+++ PROVIDED RECORDS +++

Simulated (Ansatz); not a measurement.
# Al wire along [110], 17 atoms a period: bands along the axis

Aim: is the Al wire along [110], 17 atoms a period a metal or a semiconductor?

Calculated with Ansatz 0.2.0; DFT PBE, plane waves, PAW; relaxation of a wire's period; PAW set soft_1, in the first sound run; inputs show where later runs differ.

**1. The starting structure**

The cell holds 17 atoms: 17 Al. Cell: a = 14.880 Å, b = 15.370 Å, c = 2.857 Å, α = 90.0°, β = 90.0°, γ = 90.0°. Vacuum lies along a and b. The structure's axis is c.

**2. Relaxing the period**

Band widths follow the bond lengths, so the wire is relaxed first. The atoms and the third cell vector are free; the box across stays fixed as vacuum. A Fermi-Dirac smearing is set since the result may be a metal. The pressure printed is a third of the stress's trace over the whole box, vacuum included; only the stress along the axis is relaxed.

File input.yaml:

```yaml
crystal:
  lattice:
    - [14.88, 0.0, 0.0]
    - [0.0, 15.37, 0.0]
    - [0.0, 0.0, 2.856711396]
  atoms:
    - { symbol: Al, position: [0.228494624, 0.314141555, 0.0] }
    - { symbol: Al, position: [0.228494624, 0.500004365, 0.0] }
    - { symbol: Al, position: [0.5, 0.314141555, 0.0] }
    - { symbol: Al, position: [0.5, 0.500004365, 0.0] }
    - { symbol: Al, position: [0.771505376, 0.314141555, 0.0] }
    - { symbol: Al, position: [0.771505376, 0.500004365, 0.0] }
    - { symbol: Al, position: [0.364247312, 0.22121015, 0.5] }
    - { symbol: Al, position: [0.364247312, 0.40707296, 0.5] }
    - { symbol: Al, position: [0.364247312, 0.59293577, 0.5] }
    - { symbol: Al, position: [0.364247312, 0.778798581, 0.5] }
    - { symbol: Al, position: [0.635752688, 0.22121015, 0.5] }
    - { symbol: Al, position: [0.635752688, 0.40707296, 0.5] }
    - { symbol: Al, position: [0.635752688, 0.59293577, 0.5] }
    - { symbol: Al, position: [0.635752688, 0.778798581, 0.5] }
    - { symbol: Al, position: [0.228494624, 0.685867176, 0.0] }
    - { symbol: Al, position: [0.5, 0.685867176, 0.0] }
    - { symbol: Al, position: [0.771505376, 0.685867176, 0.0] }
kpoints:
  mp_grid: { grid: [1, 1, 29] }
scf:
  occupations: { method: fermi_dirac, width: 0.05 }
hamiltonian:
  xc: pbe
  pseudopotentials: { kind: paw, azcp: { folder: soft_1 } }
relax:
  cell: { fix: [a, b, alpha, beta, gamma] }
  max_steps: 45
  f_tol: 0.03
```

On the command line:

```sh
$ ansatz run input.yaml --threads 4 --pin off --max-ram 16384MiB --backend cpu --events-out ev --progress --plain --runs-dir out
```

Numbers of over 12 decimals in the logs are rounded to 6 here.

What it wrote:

+++

▸ ACTIVITY:
Copy, exactly and only, the lines above that begin with the one containing "On the command" and finish with the one containing "Numbers of over".

▸ EXERCISE ANSWER:
On the command line:

```sh
$ ansatz run input.yaml --threads 4 --pin off --max-ram 16384MiB --backend cpu --events-out ev --progress --plain --runs-dir out
```

Numbers of over 12 decimals in the logs are rounded to 6 here.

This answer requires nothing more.